■ **REQUIREMENT**:
The line containing "Geometry: PBE-D3(BJ)/def2-SVP. The" marks the end: quote every line from the start of the records below through it, word for word.

● ● ● ●

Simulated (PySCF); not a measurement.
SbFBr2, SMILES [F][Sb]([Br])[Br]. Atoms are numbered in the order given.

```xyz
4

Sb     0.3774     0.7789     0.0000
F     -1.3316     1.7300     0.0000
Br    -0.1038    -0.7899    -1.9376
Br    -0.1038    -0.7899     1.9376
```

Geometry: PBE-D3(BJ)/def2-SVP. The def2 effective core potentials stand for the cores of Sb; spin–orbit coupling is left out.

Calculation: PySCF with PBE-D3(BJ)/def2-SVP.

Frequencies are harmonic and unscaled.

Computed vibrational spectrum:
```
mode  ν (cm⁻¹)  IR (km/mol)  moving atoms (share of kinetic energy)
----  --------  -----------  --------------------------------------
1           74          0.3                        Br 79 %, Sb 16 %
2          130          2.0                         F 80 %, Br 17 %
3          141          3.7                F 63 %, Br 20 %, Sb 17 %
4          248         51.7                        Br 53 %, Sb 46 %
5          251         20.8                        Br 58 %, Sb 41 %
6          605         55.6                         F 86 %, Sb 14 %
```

● ● ● ●

■ **RESPONSE AREA**:
Simulated (PySCF); not a measurement.
SbFBr2, SMILES [F][Sb]([Br])[Br]. Atoms are numbered in the order given.

```xyz
4

Sb     0.3774     0.7789     0.0000
F     -1.3316     1.7300     0.0000
Br    -0.1038    -0.7899    -1.9376
Br    -0.1038    -0.7899     1.9376
```

Geometry: PBE-D3(BJ)/def2-SVP. The def2 effective core potentials stand for the cores of Sb; spin–orbit coupling is left out.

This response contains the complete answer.